_Data for review_:
* * * * *

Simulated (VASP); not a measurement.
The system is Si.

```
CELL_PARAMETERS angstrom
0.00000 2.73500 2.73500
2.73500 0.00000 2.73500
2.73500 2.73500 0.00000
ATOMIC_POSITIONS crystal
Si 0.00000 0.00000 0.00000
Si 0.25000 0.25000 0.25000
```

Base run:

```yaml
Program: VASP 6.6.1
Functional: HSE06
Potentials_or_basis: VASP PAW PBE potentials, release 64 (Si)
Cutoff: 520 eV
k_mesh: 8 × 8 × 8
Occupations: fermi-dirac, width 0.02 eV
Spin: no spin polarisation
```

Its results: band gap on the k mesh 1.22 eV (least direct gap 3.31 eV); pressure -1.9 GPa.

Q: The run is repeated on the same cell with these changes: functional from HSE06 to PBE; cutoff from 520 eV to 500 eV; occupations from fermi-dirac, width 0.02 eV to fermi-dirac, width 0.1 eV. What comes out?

* * * * *

_Work item_: Using the material above, print every entry exactly as written.

_Written reply_:
Simulated (VASP); not a measurement.
The system is Si.

```
CELL_PARAMETERS angstrom
0.00000 2.73500 2.73500
2.73500 0.00000 2.73500
2.73500 2.73500 0.00000
ATOMIC_POSITIONS crystal
Si 0.00000 0.00000 0.00000
Si 0.25000 0.25000 0.25000
```

Base run:

```yaml
Program: VASP 6.6.1
Functional: HSE06
Potentials_or_basis: VASP PAW PBE potentials, release 64 (Si)
Cutoff: 520 eV
k_mesh: 8 × 8 × 8
Occupations: fermi-dirac, width 0.02 eV
Spin: no spin polarisation
```

Its results: band gap on the k mesh 1.22 eV (least direct gap 3.31 eV); pressure -1.9 GPa.

Q: The run is repeated on the same cell with these changes: functional from HSE06 to PBE; cutoff from 520 eV to 500 eV; occupations from fermi-dirac, width 0.02 eV to fermi-dirac, width 0.1 eV. What comes out?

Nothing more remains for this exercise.